Task item. Line by line, set down the following material again exactly.

⁂
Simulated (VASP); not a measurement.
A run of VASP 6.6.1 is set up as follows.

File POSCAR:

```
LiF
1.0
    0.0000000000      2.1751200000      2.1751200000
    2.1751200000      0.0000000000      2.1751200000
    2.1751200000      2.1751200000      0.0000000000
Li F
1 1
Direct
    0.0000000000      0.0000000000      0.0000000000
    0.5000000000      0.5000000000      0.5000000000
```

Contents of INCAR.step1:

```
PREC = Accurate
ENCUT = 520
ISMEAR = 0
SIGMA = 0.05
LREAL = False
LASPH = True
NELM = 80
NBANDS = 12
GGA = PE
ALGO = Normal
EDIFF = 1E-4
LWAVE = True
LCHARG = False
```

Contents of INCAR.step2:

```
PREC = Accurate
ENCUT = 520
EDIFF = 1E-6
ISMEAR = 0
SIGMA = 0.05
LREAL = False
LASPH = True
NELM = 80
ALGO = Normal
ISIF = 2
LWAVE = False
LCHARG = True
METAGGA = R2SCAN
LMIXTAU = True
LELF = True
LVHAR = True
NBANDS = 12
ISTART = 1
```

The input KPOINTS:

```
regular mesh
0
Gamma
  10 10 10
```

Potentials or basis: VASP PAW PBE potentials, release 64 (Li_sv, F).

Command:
⁂

Written reply.
Simulated (VASP); not a measurement.
A run of VASP 6.6.1 is set up as follows.

File POSCAR:

```
LiF
1.0
    0.0000000000      2.1751200000      2.1751200000
    2.1751200000      0.0000000000      2.1751200000
    2.1751200000      2.1751200000      0.0000000000
Li F
1 1
Direct
    0.0000000000      0.0000000000      0.0000000000
    0.5000000000      0.5000000000      0.5000000000
```

Contents of INCAR.step1:

```
PREC = Accurate
ENCUT = 520
ISMEAR = 0
SIGMA = 0.05
LREAL = False
LASPH = True
NELM = 80
NBANDS = 12
GGA = PE
ALGO = Normal
EDIFF = 1E-4
LWAVE = True
LCHARG = False
```

Contents of INCAR.step2:

```
PREC = Accurate
ENCUT = 520
EDIFF = 1E-6
ISMEAR = 0
SIGMA = 0.05
LREAL = False
LASPH = True
NELM = 80
ALGO = Normal
ISIF = 2
LWAVE = False
LCHARG = True
METAGGA = R2SCAN
LMIXTAU = True
LELF = True
LVHAR = True
NBANDS = 12
ISTART = 1
```

The input KPOINTS:

```
regular mesh
0
Gamma
  10 10 10
```

Potentials or basis: VASP PAW PBE potentials, release 64 (Li_sv, F).

Command:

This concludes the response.